%%
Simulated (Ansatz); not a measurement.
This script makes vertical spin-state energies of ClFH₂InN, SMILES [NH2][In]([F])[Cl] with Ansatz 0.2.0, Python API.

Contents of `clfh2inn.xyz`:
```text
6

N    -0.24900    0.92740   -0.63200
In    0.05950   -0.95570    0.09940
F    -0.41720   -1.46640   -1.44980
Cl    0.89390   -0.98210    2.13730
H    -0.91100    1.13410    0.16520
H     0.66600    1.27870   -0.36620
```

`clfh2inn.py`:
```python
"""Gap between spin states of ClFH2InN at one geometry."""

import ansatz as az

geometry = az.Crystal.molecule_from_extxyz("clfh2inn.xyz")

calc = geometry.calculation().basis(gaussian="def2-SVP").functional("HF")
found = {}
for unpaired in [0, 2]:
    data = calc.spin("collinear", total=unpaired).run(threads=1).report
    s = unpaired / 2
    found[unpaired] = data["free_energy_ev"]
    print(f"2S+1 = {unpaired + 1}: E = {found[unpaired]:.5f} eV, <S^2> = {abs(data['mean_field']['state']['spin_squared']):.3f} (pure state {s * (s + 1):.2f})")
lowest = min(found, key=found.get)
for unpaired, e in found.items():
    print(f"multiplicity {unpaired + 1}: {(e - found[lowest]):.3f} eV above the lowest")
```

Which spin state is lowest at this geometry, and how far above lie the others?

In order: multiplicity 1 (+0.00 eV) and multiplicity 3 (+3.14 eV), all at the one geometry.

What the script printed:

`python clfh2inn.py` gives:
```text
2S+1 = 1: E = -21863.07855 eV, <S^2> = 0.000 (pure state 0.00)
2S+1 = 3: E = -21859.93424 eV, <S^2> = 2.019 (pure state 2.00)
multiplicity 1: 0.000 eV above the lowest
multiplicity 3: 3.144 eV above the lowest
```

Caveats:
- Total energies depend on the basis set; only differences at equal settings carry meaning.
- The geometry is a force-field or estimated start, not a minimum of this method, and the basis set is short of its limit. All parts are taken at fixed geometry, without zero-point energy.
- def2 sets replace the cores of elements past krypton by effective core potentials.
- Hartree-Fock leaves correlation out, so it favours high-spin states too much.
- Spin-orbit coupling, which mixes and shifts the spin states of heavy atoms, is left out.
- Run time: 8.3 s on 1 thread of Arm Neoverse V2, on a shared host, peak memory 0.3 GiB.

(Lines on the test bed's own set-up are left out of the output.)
%%

ACTIVITY =>
Set down, exactly as they stand above, the lines starting with the line with "- The geometry" and going on through the line with "- Spin-orbit coupling, which", and no others.

YOUR RESPONSE =>
- The geometry is a force-field or estimated start, not a minimum of this method, and the basis set is short of its limit. All parts are taken at fixed geometry, without zero-point energy.
- def2 sets replace the cores of elements past krypton by effective core potentials.
- Hartree-Fock leaves correlation out, so it favours high-spin states too much.
- Spin-orbit coupling, which mixes and shifts the spin states of heavy atoms, is left out.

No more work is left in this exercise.